*Data for analysis:*
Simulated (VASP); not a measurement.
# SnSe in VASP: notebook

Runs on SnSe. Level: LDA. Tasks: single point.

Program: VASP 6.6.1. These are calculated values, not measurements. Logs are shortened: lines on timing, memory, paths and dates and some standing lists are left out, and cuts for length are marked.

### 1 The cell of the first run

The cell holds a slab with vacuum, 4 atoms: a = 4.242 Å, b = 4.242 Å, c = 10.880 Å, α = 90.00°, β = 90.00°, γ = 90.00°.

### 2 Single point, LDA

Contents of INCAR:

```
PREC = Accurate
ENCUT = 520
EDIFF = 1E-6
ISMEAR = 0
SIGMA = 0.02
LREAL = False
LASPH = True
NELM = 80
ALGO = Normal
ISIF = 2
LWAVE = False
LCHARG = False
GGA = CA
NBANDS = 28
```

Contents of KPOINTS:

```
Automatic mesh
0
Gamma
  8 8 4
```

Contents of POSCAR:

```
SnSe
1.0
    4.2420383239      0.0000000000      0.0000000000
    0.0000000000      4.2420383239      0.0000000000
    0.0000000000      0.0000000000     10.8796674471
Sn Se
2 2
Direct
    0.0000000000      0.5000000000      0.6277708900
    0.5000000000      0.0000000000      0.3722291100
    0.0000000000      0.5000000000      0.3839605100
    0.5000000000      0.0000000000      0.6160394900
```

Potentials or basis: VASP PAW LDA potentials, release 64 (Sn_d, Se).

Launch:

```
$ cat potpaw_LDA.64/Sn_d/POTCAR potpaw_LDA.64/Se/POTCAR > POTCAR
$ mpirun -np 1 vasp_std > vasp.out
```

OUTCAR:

*Work request:* Here the output must be the lines above from the line with "# SnSe in VASP: notebook" to the line with "Program: VASP 6.6.1.", both included, duplicated word for word and nothing else.

*Your solution:*
# SnSe in VASP: notebook

Runs on SnSe. Level: LDA. Tasks: single point.

Program: VASP 6.6.1. These are calculated values, not measurements. Logs are shortened: lines on timing, memory, paths and dates and some standing lists are left out, and cuts for length are marked.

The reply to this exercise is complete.